Top of DATASET EXCERPTS

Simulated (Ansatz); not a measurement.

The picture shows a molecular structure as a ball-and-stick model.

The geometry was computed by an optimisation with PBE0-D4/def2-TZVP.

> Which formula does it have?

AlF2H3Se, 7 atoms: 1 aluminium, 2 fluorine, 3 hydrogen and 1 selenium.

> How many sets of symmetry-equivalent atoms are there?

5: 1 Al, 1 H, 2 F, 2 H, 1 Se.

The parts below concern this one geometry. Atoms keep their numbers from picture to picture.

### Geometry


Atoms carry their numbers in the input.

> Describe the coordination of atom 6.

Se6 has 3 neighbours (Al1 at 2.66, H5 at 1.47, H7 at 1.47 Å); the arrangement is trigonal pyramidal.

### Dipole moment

Bottom of DATASET EXCERPTS

# ACTION ITEM
So that nothing is lost, please reproduce each entry exactly as written.

# EXPECTED ANSWER
Simulated (Ansatz); not a measurement.

The picture shows a molecular structure as a ball-and-stick model.

The geometry was computed by an optimisation with PBE0-D4/def2-TZVP.

> Which formula does it have?

AlF2H3Se, 7 atoms: 1 aluminium, 2 fluorine, 3 hydrogen and 1 selenium.

> How many sets of symmetry-equivalent atoms are there?

5: 1 Al, 1 H, 2 F, 2 H, 1 Se.

The parts below concern this one geometry. Atoms keep their numbers from picture to picture.

### Geometry


Atoms carry their numbers in the input.

> Describe the coordination of atom 6.

Se6 has 3 neighbours (Al1 at 2.66, H5 at 1.47, H7 at 1.47 Å); the arrangement is trigonal pyramidal.

### Dipole moment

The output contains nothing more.